▶ [Brief]
Write down exactly the lines of the records below, beginning with the first and ending with the line that includes "VASP's potentials were".

════════════════

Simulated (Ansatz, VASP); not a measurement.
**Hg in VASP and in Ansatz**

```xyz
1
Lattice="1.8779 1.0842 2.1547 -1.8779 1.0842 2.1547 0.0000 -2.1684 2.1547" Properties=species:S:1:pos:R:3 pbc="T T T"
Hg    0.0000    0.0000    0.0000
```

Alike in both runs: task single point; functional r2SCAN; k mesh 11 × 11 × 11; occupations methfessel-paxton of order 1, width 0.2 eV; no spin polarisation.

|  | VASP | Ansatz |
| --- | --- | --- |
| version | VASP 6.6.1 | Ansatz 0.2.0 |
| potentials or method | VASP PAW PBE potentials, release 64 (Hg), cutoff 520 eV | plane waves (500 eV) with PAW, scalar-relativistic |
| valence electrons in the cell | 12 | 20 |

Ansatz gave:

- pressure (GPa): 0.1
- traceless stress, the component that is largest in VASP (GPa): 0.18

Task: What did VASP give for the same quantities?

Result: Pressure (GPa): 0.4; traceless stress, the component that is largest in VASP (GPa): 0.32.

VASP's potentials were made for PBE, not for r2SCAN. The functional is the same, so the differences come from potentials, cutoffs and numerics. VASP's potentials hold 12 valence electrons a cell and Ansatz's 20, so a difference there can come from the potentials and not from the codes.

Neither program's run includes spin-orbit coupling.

════════════════

▶ [Worked solution]
Simulated (Ansatz, VASP); not a measurement.
**Hg in VASP and in Ansatz**

```xyz
1
Lattice="1.8779 1.0842 2.1547 -1.8779 1.0842 2.1547 0.0000 -2.1684 2.1547" Properties=species:S:1:pos:R:3 pbc="T T T"
Hg    0.0000    0.0000    0.0000
```

Alike in both runs: task single point; functional r2SCAN; k mesh 11 × 11 × 11; occupations methfessel-paxton of order 1, width 0.2 eV; no spin polarisation.

|  | VASP | Ansatz |
| --- | --- | --- |
| version | VASP 6.6.1 | Ansatz 0.2.0 |
| potentials or method | VASP PAW PBE potentials, release 64 (Hg), cutoff 520 eV | plane waves (500 eV) with PAW, scalar-relativistic |
| valence electrons in the cell | 12 | 20 |

Ansatz gave:

- pressure (GPa): 0.1
- traceless stress, the component that is largest in VASP (GPa): 0.18

Task: What did VASP give for the same quantities?

Result: Pressure (GPa): 0.4; traceless stress, the component that is largest in VASP (GPa): 0.32.

VASP's potentials were made for PBE, not for r2SCAN. The functional is the same, so the differences come from potentials, cutoffs and numerics. VASP's potentials hold 12 valence electrons a cell and Ansatz's 20, so a difference there can come from the potentials and not from the codes.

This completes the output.